#### Brief
Copy out exactly the stretch of the listing below that begins at the line containing "Method: vdW-DF, spin-polarised" and ends at the line containing "Properties are meant", and copy nothing outside it.

#### Data supplied
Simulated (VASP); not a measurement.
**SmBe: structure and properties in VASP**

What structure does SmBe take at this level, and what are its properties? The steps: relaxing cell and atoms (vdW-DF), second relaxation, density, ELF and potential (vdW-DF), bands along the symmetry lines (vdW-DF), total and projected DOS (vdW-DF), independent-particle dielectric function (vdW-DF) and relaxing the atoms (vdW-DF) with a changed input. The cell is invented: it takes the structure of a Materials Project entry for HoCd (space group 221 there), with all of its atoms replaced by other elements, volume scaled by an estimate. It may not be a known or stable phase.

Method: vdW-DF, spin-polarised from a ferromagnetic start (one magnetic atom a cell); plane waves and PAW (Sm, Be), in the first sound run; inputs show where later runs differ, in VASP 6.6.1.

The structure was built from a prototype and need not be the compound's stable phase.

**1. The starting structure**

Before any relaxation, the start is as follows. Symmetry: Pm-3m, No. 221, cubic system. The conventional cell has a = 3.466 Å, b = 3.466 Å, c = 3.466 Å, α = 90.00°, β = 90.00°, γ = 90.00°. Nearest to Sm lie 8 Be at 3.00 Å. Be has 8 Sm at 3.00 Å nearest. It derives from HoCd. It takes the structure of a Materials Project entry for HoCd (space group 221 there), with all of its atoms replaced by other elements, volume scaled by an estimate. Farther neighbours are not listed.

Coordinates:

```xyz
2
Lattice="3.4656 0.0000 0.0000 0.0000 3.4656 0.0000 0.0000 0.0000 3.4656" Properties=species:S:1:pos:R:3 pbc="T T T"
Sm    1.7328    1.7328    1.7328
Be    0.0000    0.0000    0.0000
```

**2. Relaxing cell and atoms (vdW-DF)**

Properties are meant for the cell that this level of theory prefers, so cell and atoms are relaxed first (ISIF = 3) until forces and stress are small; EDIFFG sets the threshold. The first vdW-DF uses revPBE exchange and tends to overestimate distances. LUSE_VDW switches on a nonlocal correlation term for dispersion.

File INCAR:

#### Task result
Method: vdW-DF, spin-polarised from a ferromagnetic start (one magnetic atom a cell); plane waves and PAW (Sm, Be), in the first sound run; inputs show where later runs differ, in VASP 6.6.1.

The structure was built from a prototype and need not be the compound's stable phase.

**1. The starting structure**

Before any relaxation, the start is as follows. Symmetry: Pm-3m, No. 221, cubic system. The conventional cell has a = 3.466 Å, b = 3.466 Å, c = 3.466 Å, α = 90.00°, β = 90.00°, γ = 90.00°. Nearest to Sm lie 8 Be at 3.00 Å. Be has 8 Sm at 3.00 Å nearest. It derives from HoCd. It takes the structure of a Materials Project entry for HoCd (space group 221 there), with all of its atoms replaced by other elements, volume scaled by an estimate. Farther neighbours are not listed.

Coordinates:

```xyz
2
Lattice="3.4656 0.0000 0.0000 0.0000 3.4656 0.0000 0.0000 0.0000 3.4656" Properties=species:S:1:pos:R:3 pbc="T T T"
Sm    1.7328    1.7328    1.7328
Be    0.0000    0.0000    0.0000
```

**2. Relaxing cell and atoms (vdW-DF)**

Properties are meant for the cell that this level of theory prefers, so cell and atoms are relaxed first (ISIF = 3) until forces and stress are small; EDIFFG sets the threshold. The first vdW-DF uses revPBE exchange and tends to overestimate distances. LUSE_VDW switches on a nonlocal correlation term for dispersion.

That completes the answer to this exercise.